DATA FOR REVIEW |
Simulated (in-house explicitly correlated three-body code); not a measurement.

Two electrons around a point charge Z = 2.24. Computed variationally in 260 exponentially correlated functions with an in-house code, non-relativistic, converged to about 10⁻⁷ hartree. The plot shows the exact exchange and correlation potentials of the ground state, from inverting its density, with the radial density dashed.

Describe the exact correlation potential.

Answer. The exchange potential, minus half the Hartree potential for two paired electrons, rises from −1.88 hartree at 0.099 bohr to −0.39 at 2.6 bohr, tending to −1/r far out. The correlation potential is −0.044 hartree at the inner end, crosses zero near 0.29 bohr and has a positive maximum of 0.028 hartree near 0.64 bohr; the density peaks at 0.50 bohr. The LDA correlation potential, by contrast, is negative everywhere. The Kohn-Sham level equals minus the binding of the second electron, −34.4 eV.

BRIEF | The lines needed run from the first line of the data through the line containing "Describe the exact correlation potential."; give them again exactly and nothing else.

ANSWER SECTION |
Simulated (in-house explicitly correlated three-body code); not a measurement.

Two electrons around a point charge Z = 2.24. Computed variationally in 260 exponentially correlated functions with an in-house code, non-relativistic, converged to about 10⁻⁷ hartree. The plot shows the exact exchange and correlation potentials of the ground state, from inverting its density, with the radial density dashed.

Describe the exact correlation potential.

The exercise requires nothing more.